*** Dataset entries

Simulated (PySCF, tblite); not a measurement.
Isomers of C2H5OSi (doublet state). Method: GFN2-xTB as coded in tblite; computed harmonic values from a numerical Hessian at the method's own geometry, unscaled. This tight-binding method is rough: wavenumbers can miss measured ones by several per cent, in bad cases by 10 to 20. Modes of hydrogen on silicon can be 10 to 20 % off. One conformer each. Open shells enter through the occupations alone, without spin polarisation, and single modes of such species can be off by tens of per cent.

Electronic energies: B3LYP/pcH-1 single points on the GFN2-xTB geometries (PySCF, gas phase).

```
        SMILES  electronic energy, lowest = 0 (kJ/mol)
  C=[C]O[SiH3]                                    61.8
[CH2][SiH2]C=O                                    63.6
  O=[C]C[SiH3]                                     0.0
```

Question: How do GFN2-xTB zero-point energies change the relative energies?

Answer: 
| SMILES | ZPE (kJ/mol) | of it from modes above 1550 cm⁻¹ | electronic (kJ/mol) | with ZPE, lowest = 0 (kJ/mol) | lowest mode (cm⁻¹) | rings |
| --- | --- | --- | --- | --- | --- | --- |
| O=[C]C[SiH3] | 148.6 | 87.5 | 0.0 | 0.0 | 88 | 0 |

******

*Task item*: Repeat each line of the data exactly as it appears above.

*Answer area*:
Simulated (PySCF, tblite); not a measurement.
Isomers of C2H5OSi (doublet state). Method: GFN2-xTB as coded in tblite; computed harmonic values from a numerical Hessian at the method's own geometry, unscaled. This tight-binding method is rough: wavenumbers can miss measured ones by several per cent, in bad cases by 10 to 20. Modes of hydrogen on silicon can be 10 to 20 % off. One conformer each. Open shells enter through the occupations alone, without spin polarisation, and single modes of such species can be off by tens of per cent.

Electronic energies: B3LYP/pcH-1 single points on the GFN2-xTB geometries (PySCF, gas phase).

```
        SMILES  electronic energy, lowest = 0 (kJ/mol)
  C=[C]O[SiH3]                                    61.8
[CH2][SiH2]C=O                                    63.6
  O=[C]C[SiH3]                                     0.0
```

Question: How do GFN2-xTB zero-point energies change the relative energies?

Answer: 
| SMILES | ZPE (kJ/mol) | of it from modes above 1550 cm⁻¹ | electronic (kJ/mol) | with ZPE, lowest = 0 (kJ/mol) | lowest mode (cm⁻¹) | rings |
| --- | --- | --- | --- | --- | --- | --- |
| O=[C]C[SiH3] | 148.6 | 87.5 | 0.0 | 0.0 | 88 | 0 |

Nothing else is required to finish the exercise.